• **Assigned task**
Copy the records below exactly as they are written.

• **Dataset extract**
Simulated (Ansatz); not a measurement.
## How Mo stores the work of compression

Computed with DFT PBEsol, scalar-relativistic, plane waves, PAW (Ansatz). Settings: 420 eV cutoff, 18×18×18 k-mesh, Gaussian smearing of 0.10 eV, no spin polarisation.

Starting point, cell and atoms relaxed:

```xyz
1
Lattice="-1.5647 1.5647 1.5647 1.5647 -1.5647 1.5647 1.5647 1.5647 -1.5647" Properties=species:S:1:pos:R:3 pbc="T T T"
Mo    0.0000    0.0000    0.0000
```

• **Written answer**
Simulated (Ansatz); not a measurement.
## How Mo stores the work of compression

Computed with DFT PBEsol, scalar-relativistic, plane waves, PAW (Ansatz). Settings: 420 eV cutoff, 18×18×18 k-mesh, Gaussian smearing of 0.10 eV, no spin polarisation.

Starting point, cell and atoms relaxed:

```xyz
1
Lattice="-1.5647 1.5647 1.5647 1.5647 -1.5647 1.5647 1.5647 1.5647 -1.5647" Properties=species:S:1:pos:R:3 pbc="T T T"
Mo    0.0000    0.0000    0.0000
```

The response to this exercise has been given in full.